DATASET>
• • • • •

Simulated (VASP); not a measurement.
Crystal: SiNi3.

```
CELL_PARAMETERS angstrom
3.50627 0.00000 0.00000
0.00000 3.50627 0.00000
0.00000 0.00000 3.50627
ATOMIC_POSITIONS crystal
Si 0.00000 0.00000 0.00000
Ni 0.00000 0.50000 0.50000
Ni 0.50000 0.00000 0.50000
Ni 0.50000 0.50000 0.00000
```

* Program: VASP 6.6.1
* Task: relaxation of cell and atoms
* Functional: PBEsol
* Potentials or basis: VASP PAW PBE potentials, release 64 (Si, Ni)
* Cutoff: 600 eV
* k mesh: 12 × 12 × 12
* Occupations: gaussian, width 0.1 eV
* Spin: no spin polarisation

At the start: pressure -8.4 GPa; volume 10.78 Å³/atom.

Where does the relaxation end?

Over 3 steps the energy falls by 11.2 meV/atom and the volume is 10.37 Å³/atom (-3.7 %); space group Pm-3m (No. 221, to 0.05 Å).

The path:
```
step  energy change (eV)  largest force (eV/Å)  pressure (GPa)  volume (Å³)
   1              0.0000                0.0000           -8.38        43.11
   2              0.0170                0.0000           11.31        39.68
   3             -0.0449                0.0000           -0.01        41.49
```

• • • • •

ASSIGNED TASK>
Once more, print all the records exactly.

EXERCISE RESPONSE>
Simulated (VASP); not a measurement.
Crystal: SiNi3.

```
CELL_PARAMETERS angstrom
3.50627 0.00000 0.00000
0.00000 3.50627 0.00000
0.00000 0.00000 3.50627
ATOMIC_POSITIONS crystal
Si 0.00000 0.00000 0.00000
Ni 0.00000 0.50000 0.50000
Ni 0.50000 0.00000 0.50000
Ni 0.50000 0.50000 0.00000
```

* Program: VASP 6.6.1
* Task: relaxation of cell and atoms
* Functional: PBEsol
* Potentials or basis: VASP PAW PBE potentials, release 64 (Si, Ni)
* Cutoff: 600 eV
* k mesh: 12 × 12 × 12
* Occupations: gaussian, width 0.1 eV
* Spin: no spin polarisation

At the start: pressure -8.4 GPa; volume 10.78 Å³/atom.

Where does the relaxation end?

Over 3 steps the energy falls by 11.2 meV/atom and the volume is 10.37 Å³/atom (-3.7 %); space group Pm-3m (No. 221, to 0.05 Å).

The path:
```
step  energy change (eV)  largest force (eV/Å)  pressure (GPa)  volume (Å³)
   1              0.0000                0.0000           -8.38        43.11
   2              0.0170                0.0000           11.31        39.68
   3             -0.0449                0.0000           -0.01        41.49
```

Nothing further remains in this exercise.